Data for analysis Block Start
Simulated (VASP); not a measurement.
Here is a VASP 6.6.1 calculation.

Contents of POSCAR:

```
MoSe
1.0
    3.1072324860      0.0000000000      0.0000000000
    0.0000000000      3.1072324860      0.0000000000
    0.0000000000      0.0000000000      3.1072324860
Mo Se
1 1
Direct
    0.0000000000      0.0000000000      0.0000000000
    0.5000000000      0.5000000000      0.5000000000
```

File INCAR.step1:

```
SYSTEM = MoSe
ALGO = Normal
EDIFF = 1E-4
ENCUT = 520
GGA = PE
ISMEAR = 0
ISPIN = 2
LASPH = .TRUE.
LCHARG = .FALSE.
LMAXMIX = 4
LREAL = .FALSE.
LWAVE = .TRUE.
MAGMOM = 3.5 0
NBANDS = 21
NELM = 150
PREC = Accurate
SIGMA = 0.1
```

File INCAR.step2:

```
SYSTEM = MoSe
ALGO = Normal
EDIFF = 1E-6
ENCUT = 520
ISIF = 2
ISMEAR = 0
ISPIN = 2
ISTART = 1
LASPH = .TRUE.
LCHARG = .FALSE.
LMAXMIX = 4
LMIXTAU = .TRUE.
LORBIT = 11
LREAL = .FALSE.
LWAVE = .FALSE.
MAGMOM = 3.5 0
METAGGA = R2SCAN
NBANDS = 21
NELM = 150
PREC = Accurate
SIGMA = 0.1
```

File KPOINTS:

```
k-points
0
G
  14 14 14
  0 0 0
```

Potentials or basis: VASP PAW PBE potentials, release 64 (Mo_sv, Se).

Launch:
Data for analysis Block End

Brief ::
Up to and including the line with "Potentials or basis: VASP", reproduce the material above exactly as it appears, starting from its first line.

Exercise output ::
Simulated (VASP); not a measurement.
Here is a VASP 6.6.1 calculation.

Contents of POSCAR:

```
MoSe
1.0
    3.1072324860      0.0000000000      0.0000000000
    0.0000000000      3.1072324860      0.0000000000
    0.0000000000      0.0000000000      3.1072324860
Mo Se
1 1
Direct
    0.0000000000      0.0000000000      0.0000000000
    0.5000000000      0.5000000000      0.5000000000
```

File INCAR.step1:

```
SYSTEM = MoSe
ALGO = Normal
EDIFF = 1E-4
ENCUT = 520
GGA = PE
ISMEAR = 0
ISPIN = 2
LASPH = .TRUE.
LCHARG = .FALSE.
LMAXMIX = 4
LREAL = .FALSE.
LWAVE = .TRUE.
MAGMOM = 3.5 0
NBANDS = 21
NELM = 150
PREC = Accurate
SIGMA = 0.1
```

File INCAR.step2:

```
SYSTEM = MoSe
ALGO = Normal
EDIFF = 1E-6
ENCUT = 520
ISIF = 2
ISMEAR = 0
ISPIN = 2
ISTART = 1
LASPH = .TRUE.
LCHARG = .FALSE.
LMAXMIX = 4
LMIXTAU = .TRUE.
LORBIT = 11
LREAL = .FALSE.
LWAVE = .FALSE.
MAGMOM = 3.5 0
METAGGA = R2SCAN
NBANDS = 21
NELM = 150
PREC = Accurate
SIGMA = 0.1
```

File KPOINTS:

```
k-points
0
G
  14 14 14
  0 0 0
```

Potentials or basis: VASP PAW PBE potentials, release 64 (Mo_sv, Se).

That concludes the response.